Exercise:
Every line of the material is to be set down exactly as written.

■ ■ ■ ■
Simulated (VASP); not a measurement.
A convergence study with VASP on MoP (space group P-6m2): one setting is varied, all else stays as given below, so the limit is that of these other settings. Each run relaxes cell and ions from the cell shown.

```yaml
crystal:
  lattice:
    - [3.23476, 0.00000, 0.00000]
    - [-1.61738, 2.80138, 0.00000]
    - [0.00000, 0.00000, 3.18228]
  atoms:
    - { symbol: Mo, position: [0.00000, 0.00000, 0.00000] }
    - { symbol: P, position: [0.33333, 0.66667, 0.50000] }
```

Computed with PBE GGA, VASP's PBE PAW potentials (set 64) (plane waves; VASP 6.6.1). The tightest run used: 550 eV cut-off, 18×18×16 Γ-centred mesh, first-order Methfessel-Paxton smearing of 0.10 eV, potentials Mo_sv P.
■ ■ ■ ■

Task solution:
Simulated (VASP); not a measurement.
A convergence study with VASP on MoP (space group P-6m2): one setting is varied, all else stays as given below, so the limit is that of these other settings. Each run relaxes cell and ions from the cell shown.

```yaml
crystal:
  lattice:
    - [3.23476, 0.00000, 0.00000]
    - [-1.61738, 2.80138, 0.00000]
    - [0.00000, 0.00000, 3.18228]
  atoms:
    - { symbol: Mo, position: [0.00000, 0.00000, 0.00000] }
    - { symbol: P, position: [0.33333, 0.66667, 0.50000] }
```

Computed with PBE GGA, VASP's PBE PAW potentials (set 64) (plane waves; VASP 6.6.1). The tightest run used: 550 eV cut-off, 18×18×16 Γ-centred mesh, first-order Methfessel-Paxton smearing of 0.10 eV, potentials Mo_sv P.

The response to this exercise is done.